### WORK TASK
A single stretch of the material below is to be transcribed exactly, starting at the line with "Cell and atoms" and ending after the line with "Problem. What does it relax into?".

### DATA EXCERPTS
________________________________________

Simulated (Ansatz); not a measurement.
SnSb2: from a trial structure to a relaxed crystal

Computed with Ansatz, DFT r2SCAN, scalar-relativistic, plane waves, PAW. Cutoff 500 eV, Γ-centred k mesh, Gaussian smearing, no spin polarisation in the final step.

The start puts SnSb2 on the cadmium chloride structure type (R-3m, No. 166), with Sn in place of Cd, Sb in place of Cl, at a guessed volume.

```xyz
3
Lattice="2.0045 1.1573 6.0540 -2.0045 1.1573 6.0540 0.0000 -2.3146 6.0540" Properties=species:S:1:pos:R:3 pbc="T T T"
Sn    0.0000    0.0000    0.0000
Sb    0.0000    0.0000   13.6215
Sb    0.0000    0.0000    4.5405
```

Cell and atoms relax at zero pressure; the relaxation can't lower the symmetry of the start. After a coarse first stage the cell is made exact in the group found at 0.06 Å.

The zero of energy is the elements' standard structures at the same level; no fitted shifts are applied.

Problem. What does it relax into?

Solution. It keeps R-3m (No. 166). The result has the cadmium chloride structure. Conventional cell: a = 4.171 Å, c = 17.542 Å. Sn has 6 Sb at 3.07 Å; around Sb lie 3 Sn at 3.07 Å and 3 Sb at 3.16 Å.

________________________________________

### WORKED SOLUTION
Cell and atoms relax at zero pressure; the relaxation can't lower the symmetry of the start. After a coarse first stage the cell is made exact in the group found at 0.06 Å.

The zero of energy is the elements' standard structures at the same level; no fitted shifts are applied.

Problem. What does it relax into?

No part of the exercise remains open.